▸ **GIVEN DATA**
::::::::

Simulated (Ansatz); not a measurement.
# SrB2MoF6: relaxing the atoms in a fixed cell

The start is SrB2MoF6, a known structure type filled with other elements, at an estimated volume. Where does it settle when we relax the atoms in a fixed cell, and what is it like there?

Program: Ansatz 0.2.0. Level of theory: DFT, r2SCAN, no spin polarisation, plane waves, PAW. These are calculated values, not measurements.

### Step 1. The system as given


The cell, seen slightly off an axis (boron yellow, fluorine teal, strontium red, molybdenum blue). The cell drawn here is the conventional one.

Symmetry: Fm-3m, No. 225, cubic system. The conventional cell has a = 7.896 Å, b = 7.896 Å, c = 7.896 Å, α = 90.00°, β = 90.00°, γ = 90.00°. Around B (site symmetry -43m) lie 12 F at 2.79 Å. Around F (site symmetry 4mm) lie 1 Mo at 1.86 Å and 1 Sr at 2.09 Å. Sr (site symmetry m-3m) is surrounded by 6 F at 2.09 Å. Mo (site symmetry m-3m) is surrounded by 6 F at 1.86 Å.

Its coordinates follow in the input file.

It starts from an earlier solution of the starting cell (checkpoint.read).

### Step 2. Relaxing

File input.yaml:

::::::::

▸ **ASSIGNED TASK**
The lines to extract from the data above begin with the line containing "The start is" and end with the line containing "### Step 2. Relaxing". Extract them exactly, including both.

▸ **RESPONSE AREA**
The start is SrB2MoF6, a known structure type filled with other elements, at an estimated volume. Where does it settle when we relax the atoms in a fixed cell, and what is it like there?

Program: Ansatz 0.2.0. Level of theory: DFT, r2SCAN, no spin polarisation, plane waves, PAW. These are calculated values, not measurements.

### Step 1. The system as given


The cell, seen slightly off an axis (boron yellow, fluorine teal, strontium red, molybdenum blue). The cell drawn here is the conventional one.

Symmetry: Fm-3m, No. 225, cubic system. The conventional cell has a = 7.896 Å, b = 7.896 Å, c = 7.896 Å, α = 90.00°, β = 90.00°, γ = 90.00°. Around B (site symmetry -43m) lie 12 F at 2.79 Å. Around F (site symmetry 4mm) lie 1 Mo at 1.86 Å and 1 Sr at 2.09 Å. Sr (site symmetry m-3m) is surrounded by 6 F at 2.09 Å. Mo (site symmetry m-3m) is surrounded by 6 F at 1.86 Å.

Its coordinates follow in the input file.

It starts from an earlier solution of the starting cell (checkpoint.read).

### Step 2. Relaxing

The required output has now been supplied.